---- Source information

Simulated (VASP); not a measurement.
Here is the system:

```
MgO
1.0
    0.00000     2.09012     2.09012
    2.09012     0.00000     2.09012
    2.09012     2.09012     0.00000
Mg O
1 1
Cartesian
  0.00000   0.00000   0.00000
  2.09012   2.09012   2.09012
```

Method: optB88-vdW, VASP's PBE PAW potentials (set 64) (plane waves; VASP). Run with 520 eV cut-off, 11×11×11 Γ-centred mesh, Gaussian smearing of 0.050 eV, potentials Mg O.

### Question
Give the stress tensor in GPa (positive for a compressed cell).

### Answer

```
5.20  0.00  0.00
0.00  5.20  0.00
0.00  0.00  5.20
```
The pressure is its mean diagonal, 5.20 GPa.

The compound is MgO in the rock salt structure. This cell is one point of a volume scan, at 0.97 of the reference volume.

--------

§ **Brief**
Retype, exactly and in full, the lines above from the one containing "### Question" through the one containing "The pressure is its mean diagonal, 5.20 GPa.".

§ **Answer area**
### Question
Give the stress tensor in GPa (positive for a compressed cell).

### Answer

```
5.20  0.00  0.00
0.00  5.20  0.00
0.00  0.00  5.20
```
The pressure is its mean diagonal, 5.20 GPa.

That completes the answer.